§ Exercise
The lines needed are those from the start of the records through the line holding "H12–C3–H13 | 108.6 |", each copied exactly.

=-=-=
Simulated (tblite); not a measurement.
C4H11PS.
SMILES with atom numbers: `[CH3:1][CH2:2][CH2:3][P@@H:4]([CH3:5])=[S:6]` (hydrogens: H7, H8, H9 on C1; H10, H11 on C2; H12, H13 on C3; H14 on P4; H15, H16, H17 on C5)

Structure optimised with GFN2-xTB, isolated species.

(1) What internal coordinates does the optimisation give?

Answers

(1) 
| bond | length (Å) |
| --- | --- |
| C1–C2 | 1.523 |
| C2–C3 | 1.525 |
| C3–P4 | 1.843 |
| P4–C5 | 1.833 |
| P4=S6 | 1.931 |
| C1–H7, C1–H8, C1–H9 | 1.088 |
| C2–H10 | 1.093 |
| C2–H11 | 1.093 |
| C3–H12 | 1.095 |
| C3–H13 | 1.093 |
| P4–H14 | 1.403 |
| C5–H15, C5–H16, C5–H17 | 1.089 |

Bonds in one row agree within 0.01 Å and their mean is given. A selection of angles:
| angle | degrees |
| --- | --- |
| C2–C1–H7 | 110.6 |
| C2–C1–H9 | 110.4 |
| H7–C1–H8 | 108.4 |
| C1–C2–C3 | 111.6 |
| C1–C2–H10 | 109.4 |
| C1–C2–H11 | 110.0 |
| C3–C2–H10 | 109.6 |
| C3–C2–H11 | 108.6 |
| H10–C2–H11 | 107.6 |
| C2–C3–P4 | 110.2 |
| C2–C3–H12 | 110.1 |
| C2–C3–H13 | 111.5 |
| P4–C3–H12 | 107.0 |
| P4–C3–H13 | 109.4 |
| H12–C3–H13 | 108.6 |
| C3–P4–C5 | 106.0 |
=-=-=

§ Exercise solution
Simulated (tblite); not a measurement.
C4H11PS.
SMILES with atom numbers: `[CH3:1][CH2:2][CH2:3][P@@H:4]([CH3:5])=[S:6]` (hydrogens: H7, H8, H9 on C1; H10, H11 on C2; H12, H13 on C3; H14 on P4; H15, H16, H17 on C5)

Structure optimised with GFN2-xTB, isolated species.

(1) What internal coordinates does the optimisation give?

Answers

(1) 
| bond | length (Å) |
| --- | --- |
| C1–C2 | 1.523 |
| C2–C3 | 1.525 |
| C3–P4 | 1.843 |
| P4–C5 | 1.833 |
| P4=S6 | 1.931 |
| C1–H7, C1–H8, C1–H9 | 1.088 |
| C2–H10 | 1.093 |
| C2–H11 | 1.093 |
| C3–H12 | 1.095 |
| C3–H13 | 1.093 |
| P4–H14 | 1.403 |
| C5–H15, C5–H16, C5–H17 | 1.089 |

Bonds in one row agree within 0.01 Å and their mean is given. A selection of angles:
| angle | degrees |
| --- | --- |
| C2–C1–H7 | 110.6 |
| C2–C1–H9 | 110.4 |
| H7–C1–H8 | 108.4 |
| C1–C2–C3 | 111.6 |
| C1–C2–H10 | 109.4 |
| C1–C2–H11 | 110.0 |
| C3–C2–H10 | 109.6 |
| C3–C2–H11 | 108.6 |
| H10–C2–H11 | 107.6 |
| C2–C3–P4 | 110.2 |
| C2–C3–H12 | 110.1 |
| C2–C3–H13 | 111.5 |
| P4–C3–H12 | 107.0 |
| P4–C3–H13 | 109.4 |
| H12–C3–H13 | 108.6 |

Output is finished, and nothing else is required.